The lines from the start of the data through the line with "## Cd: enthalpies" are to be returned verbatim; all later lines are to be omitted.

::::

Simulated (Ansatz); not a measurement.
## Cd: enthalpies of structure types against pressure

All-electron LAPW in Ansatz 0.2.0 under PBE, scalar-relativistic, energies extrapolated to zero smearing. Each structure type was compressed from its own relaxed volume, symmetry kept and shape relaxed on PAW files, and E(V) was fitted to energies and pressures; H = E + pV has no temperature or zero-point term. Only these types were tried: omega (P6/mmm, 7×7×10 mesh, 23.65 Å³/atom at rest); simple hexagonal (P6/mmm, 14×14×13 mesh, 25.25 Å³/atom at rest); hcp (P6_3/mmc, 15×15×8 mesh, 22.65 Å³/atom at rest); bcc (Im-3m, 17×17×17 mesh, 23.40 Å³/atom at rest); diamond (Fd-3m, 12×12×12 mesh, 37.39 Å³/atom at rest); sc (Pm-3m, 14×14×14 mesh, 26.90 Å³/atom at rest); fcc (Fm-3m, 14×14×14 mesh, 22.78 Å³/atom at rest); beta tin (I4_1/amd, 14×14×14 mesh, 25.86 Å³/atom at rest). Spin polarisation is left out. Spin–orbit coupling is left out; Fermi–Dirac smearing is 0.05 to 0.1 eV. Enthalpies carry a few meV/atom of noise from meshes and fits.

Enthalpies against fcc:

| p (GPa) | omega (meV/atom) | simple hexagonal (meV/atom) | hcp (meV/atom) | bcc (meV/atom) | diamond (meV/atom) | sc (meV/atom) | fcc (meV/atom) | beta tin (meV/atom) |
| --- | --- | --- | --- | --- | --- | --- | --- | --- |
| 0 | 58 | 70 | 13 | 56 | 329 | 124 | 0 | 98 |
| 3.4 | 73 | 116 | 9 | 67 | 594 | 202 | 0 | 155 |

::::

TASK RESPONSE:
Simulated (Ansatz); not a measurement.
## Cd: enthalpies of structure types against pressure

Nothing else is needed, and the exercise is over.